ASSIGNMENT
Reproduce all the entries, matching the original word for word.

RECORDED DATA
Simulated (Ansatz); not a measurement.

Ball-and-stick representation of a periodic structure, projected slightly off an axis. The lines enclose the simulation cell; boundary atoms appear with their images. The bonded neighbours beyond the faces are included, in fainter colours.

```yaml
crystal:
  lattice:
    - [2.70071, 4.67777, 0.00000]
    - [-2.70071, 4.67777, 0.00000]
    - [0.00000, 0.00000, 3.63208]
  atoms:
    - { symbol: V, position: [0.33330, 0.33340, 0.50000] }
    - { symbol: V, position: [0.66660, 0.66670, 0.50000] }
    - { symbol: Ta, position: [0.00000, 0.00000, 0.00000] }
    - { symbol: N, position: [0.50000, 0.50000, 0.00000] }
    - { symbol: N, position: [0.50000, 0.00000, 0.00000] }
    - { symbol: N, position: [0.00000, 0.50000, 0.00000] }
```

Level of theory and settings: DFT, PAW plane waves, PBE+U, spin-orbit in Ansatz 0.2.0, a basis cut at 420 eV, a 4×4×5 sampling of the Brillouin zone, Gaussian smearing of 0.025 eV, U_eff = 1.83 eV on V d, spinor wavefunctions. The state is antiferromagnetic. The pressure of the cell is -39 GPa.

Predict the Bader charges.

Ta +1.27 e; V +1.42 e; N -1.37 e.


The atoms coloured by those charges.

YOUR SOLUTION
Simulated (Ansatz); not a measurement.

Ball-and-stick representation of a periodic structure, projected slightly off an axis. The lines enclose the simulation cell; boundary atoms appear with their images. The bonded neighbours beyond the faces are included, in fainter colours.

```yaml
crystal:
  lattice:
    - [2.70071, 4.67777, 0.00000]
    - [-2.70071, 4.67777, 0.00000]
    - [0.00000, 0.00000, 3.63208]
  atoms:
    - { symbol: V, position: [0.33330, 0.33340, 0.50000] }
    - { symbol: V, position: [0.66660, 0.66670, 0.50000] }
    - { symbol: Ta, position: [0.00000, 0.00000, 0.00000] }
    - { symbol: N, position: [0.50000, 0.50000, 0.00000] }
    - { symbol: N, position: [0.50000, 0.00000, 0.00000] }
    - { symbol: N, position: [0.00000, 0.50000, 0.00000] }
```

Level of theory and settings: DFT, PAW plane waves, PBE+U, spin-orbit in Ansatz 0.2.0, a basis cut at 420 eV, a 4×4×5 sampling of the Brillouin zone, Gaussian smearing of 0.025 eV, U_eff = 1.83 eV on V d, spinor wavefunctions. The state is antiferromagnetic. The pressure of the cell is -39 GPa.

Predict the Bader charges.

Ta +1.27 e; V +1.42 e; N -1.37 e.


The atoms coloured by those charges.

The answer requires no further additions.